• **Given data**:
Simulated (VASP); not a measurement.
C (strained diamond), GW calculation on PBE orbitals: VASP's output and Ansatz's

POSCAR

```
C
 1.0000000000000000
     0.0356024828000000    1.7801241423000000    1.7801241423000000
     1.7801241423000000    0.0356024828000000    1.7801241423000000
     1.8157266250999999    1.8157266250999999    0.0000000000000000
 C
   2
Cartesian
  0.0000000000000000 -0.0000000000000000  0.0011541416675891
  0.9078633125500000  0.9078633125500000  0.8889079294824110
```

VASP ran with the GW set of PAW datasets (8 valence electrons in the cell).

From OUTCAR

• **Work item**: What you return must match the records exactly, line for line.

• **Answer box**:
Simulated (VASP); not a measurement.
C (strained diamond), GW calculation on PBE orbitals: VASP's output and Ansatz's

POSCAR

```
C
 1.0000000000000000
     0.0356024828000000    1.7801241423000000    1.7801241423000000
     1.7801241423000000    0.0356024828000000    1.7801241423000000
     1.8157266250999999    1.8157266250999999    0.0000000000000000
 C
   2
Cartesian
  0.0000000000000000 -0.0000000000000000  0.0011541416675891
  0.9078633125500000  0.9078633125500000  0.8889079294824110
```

VASP ran with the GW set of PAW datasets (8 valence electrons in the cell).

From OUTCAR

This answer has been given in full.